DATA RECORDS:
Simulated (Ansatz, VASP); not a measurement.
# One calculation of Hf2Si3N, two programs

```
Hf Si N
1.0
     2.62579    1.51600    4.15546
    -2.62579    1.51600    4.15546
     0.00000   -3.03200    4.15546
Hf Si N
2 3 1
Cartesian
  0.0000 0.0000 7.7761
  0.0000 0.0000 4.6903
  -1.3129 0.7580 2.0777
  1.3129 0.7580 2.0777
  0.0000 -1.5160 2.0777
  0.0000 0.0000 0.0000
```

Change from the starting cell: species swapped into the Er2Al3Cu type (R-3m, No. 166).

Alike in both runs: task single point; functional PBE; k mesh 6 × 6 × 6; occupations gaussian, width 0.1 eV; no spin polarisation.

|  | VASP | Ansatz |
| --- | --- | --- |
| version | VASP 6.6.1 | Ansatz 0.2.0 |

WORK REQUEST:
Give back the entries exactly. Omit none of them.

RESPONSE:
Simulated (Ansatz, VASP); not a measurement.
# One calculation of Hf2Si3N, two programs

```
Hf Si N
1.0
     2.62579    1.51600    4.15546
    -2.62579    1.51600    4.15546
     0.00000   -3.03200    4.15546
Hf Si N
2 3 1
Cartesian
  0.0000 0.0000 7.7761
  0.0000 0.0000 4.6903
  -1.3129 0.7580 2.0777
  1.3129 0.7580 2.0777
  0.0000 -1.5160 2.0777
  0.0000 0.0000 0.0000
```

Change from the starting cell: species swapped into the Er2Al3Cu type (R-3m, No. 166).

Alike in both runs: task single point; functional PBE; k mesh 6 × 6 × 6; occupations gaussian, width 0.1 eV; no spin polarisation.

|  | VASP | Ansatz |
| --- | --- | --- |
| version | VASP 6.6.1 | Ansatz 0.2.0 |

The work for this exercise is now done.